# [Data extract]
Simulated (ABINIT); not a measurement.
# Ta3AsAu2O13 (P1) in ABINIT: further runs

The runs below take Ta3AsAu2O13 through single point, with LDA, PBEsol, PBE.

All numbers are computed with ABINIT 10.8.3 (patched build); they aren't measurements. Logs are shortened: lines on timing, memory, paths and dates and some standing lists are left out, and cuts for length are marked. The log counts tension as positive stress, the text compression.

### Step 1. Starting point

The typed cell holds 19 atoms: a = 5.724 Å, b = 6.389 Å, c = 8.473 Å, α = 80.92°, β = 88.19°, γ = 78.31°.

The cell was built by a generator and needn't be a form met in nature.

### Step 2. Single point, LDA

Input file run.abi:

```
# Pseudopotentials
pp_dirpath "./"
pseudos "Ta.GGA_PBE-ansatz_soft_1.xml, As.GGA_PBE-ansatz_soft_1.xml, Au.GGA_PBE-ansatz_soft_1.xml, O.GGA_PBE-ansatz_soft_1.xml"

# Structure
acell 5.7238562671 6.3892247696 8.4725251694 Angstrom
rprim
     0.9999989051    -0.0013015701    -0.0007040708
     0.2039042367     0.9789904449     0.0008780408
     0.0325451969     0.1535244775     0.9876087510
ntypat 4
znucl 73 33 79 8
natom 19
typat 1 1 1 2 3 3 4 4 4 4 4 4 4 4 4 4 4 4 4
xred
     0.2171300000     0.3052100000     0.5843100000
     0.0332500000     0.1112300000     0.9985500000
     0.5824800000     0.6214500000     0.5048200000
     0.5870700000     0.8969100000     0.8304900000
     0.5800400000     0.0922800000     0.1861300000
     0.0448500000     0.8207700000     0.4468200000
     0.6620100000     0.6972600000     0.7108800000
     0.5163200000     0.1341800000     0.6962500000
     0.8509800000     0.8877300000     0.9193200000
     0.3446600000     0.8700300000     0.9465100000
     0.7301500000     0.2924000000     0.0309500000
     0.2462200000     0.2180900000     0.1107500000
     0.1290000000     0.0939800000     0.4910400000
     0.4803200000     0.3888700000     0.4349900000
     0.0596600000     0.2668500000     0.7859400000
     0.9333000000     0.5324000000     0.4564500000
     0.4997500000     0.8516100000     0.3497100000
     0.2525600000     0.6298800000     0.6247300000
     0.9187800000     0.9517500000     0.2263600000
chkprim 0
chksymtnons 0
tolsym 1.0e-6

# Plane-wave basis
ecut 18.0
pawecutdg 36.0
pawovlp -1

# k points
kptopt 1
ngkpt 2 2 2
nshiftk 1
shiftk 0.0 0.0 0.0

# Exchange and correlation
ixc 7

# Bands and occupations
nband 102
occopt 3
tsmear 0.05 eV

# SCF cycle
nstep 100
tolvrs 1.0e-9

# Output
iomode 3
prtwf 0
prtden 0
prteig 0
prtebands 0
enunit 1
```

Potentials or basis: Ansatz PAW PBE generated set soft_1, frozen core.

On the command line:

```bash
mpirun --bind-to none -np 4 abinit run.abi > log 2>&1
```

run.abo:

# [Required action]
Repeat exactly the lines that run from the opening of the listing through the line holding "The runs below". Leave out everything else.

# [Response]
Simulated (ABINIT); not a measurement.
# Ta3AsAu2O13 (P1) in ABINIT: further runs

The runs below take Ta3AsAu2O13 through single point, with LDA, PBEsol, PBE.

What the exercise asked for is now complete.